ENTRIES PROVIDED:
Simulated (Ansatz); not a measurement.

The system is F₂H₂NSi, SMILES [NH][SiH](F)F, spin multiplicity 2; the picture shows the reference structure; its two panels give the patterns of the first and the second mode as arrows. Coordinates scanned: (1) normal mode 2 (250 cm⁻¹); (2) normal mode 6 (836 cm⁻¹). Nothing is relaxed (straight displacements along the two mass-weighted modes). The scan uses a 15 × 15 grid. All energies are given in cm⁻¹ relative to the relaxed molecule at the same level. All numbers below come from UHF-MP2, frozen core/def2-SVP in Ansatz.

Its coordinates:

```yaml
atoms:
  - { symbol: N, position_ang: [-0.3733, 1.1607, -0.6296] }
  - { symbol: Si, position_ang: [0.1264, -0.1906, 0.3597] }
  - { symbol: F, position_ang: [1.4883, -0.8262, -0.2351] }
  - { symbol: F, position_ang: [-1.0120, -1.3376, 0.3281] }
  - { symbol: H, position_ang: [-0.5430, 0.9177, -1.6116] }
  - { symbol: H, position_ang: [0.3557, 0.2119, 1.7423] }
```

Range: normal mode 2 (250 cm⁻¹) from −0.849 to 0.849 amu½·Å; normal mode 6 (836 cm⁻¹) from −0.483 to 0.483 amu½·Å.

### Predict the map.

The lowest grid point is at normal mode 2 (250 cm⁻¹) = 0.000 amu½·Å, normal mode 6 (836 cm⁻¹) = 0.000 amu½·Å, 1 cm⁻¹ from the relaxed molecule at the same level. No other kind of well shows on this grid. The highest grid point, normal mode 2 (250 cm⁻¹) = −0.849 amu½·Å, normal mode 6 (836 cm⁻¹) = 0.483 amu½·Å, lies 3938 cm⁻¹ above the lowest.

WORK ORDER: Return, word for word, every line from the top of the entries down to the line that holds "### Predict the map.", both included.

ANSWER SECTION:
Simulated (Ansatz); not a measurement.

The system is F₂H₂NSi, SMILES [NH][SiH](F)F, spin multiplicity 2; the picture shows the reference structure; its two panels give the patterns of the first and the second mode as arrows. Coordinates scanned: (1) normal mode 2 (250 cm⁻¹); (2) normal mode 6 (836 cm⁻¹). Nothing is relaxed (straight displacements along the two mass-weighted modes). The scan uses a 15 × 15 grid. All energies are given in cm⁻¹ relative to the relaxed molecule at the same level. All numbers below come from UHF-MP2, frozen core/def2-SVP in Ansatz.

Its coordinates:

```yaml
atoms:
  - { symbol: N, position_ang: [-0.3733, 1.1607, -0.6296] }
  - { symbol: Si, position_ang: [0.1264, -0.1906, 0.3597] }
  - { symbol: F, position_ang: [1.4883, -0.8262, -0.2351] }
  - { symbol: F, position_ang: [-1.0120, -1.3376, 0.3281] }
  - { symbol: H, position_ang: [-0.5430, 0.9177, -1.6116] }
  - { symbol: H, position_ang: [0.3557, 0.2119, 1.7423] }
```

Range: normal mode 2 (250 cm⁻¹) from −0.849 to 0.849 amu½·Å; normal mode 6 (836 cm⁻¹) from −0.483 to 0.483 amu½·Å.

### Predict the map.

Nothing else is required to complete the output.